BRIEF: Take the lines below from the first through the one that contains "Constants: nu for" and copy them exactly.

::: PROVIDED INFORMATION :::
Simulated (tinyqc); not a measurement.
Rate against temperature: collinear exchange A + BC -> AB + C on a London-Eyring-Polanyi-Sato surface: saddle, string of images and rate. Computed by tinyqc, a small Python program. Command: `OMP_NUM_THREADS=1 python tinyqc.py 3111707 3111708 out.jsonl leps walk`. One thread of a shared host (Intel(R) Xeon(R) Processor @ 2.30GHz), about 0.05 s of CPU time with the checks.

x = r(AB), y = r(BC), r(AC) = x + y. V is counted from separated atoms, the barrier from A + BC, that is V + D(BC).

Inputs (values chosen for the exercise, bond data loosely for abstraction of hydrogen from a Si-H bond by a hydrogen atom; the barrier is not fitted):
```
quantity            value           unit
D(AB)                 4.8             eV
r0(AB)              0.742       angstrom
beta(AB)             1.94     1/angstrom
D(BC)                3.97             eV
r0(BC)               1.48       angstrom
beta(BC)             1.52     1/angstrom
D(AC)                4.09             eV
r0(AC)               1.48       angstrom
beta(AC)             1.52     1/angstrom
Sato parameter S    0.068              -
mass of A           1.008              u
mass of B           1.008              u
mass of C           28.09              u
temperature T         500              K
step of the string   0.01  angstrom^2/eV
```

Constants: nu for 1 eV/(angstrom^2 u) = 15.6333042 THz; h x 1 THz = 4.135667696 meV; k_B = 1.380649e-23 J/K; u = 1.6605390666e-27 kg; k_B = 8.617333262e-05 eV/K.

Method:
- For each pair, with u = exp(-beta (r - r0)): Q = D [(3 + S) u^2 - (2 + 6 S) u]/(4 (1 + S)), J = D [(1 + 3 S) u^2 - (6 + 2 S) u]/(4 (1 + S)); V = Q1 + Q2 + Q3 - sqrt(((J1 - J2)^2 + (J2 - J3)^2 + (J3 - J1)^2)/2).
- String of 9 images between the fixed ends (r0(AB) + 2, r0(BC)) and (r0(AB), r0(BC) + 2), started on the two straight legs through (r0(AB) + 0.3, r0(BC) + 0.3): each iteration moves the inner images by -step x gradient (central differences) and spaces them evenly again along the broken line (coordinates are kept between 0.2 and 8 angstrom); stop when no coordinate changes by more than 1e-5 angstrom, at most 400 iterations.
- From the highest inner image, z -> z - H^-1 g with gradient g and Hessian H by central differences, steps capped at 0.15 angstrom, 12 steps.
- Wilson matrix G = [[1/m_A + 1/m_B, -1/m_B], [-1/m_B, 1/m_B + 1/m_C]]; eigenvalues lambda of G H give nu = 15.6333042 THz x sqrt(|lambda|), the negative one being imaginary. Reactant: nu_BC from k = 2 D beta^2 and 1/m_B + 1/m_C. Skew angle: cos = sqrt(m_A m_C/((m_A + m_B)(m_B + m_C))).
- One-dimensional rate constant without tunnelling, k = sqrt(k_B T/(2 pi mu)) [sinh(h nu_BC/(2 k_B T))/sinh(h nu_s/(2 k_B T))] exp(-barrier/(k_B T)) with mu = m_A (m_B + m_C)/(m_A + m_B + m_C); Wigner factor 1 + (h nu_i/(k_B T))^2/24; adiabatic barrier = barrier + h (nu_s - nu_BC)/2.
:::

TASK RESPONSE:
Simulated (tinyqc); not a measurement.
Rate against temperature: collinear exchange A + BC -> AB + C on a London-Eyring-Polanyi-Sato surface: saddle, string of images and rate. Computed by tinyqc, a small Python program. Command: `OMP_NUM_THREADS=1 python tinyqc.py 3111707 3111708 out.jsonl leps walk`. One thread of a shared host (Intel(R) Xeon(R) Processor @ 2.30GHz), about 0.05 s of CPU time with the checks.

x = r(AB), y = r(BC), r(AC) = x + y. V is counted from separated atoms, the barrier from A + BC, that is V + D(BC).

Inputs (values chosen for the exercise, bond data loosely for abstraction of hydrogen from a Si-H bond by a hydrogen atom; the barrier is not fitted):
```
quantity            value           unit
D(AB)                 4.8             eV
r0(AB)              0.742       angstrom
beta(AB)             1.94     1/angstrom
D(BC)                3.97             eV
r0(BC)               1.48       angstrom
beta(BC)             1.52     1/angstrom
D(AC)                4.09             eV
r0(AC)               1.48       angstrom
beta(AC)             1.52     1/angstrom
Sato parameter S    0.068              -
mass of A           1.008              u
mass of B           1.008              u
mass of C           28.09              u
temperature T         500              K
step of the string   0.01  angstrom^2/eV
```

Constants: nu for 1 eV/(angstrom^2 u) = 15.6333042 THz; h x 1 THz = 4.135667696 meV; k_B = 1.380649e-23 J/K; u = 1.6605390666e-27 kg; k_B = 8.617333262e-05 eV/K.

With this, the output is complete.